----------------------------------------

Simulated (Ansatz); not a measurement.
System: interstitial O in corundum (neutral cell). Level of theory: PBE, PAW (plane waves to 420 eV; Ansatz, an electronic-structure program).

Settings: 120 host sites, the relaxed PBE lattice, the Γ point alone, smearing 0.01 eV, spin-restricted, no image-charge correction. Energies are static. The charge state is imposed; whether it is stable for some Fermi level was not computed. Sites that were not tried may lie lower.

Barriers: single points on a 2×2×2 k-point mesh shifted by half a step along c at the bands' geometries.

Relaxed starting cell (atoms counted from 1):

----------------------------------------

- Work task: Give back all the records exactly as they stand.

- Expected answer:
Simulated (Ansatz); not a measurement.
System: interstitial O in corundum (neutral cell). Level of theory: PBE, PAW (plane waves to 420 eV; Ansatz, an electronic-structure program).

Settings: 120 host sites, the relaxed PBE lattice, the Γ point alone, smearing 0.01 eV, spin-restricted, no image-charge correction. Energies are static. The charge state is imposed; whether it is stable for some Fermi level was not computed. Sites that were not tried may lie lower.

Barriers: single points on a 2×2×2 k-point mesh shifted by half a step along c at the bands' geometries.

Relaxed starting cell (atoms counted from 1):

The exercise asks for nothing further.